DATASET CONTENT:
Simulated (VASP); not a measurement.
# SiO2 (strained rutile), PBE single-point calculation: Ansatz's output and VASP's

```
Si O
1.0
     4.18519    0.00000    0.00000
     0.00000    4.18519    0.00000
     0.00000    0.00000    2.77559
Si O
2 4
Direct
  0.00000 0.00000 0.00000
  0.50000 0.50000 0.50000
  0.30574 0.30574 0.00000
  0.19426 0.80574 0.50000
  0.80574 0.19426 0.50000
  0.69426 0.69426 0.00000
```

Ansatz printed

ACTION ITEM: With no line skipped, copy the entries exactly as written.

RESPONSE AREA:
Simulated (VASP); not a measurement.
# SiO2 (strained rutile), PBE single-point calculation: Ansatz's output and VASP's

```
Si O
1.0
     4.18519    0.00000    0.00000
     0.00000    4.18519    0.00000
     0.00000    0.00000    2.77559
Si O
2 4
Direct
  0.00000 0.00000 0.00000
  0.50000 0.50000 0.50000
  0.30574 0.30574 0.00000
  0.19426 0.80574 0.50000
  0.80574 0.19426 0.50000
  0.69426 0.69426 0.00000
```

Ansatz printed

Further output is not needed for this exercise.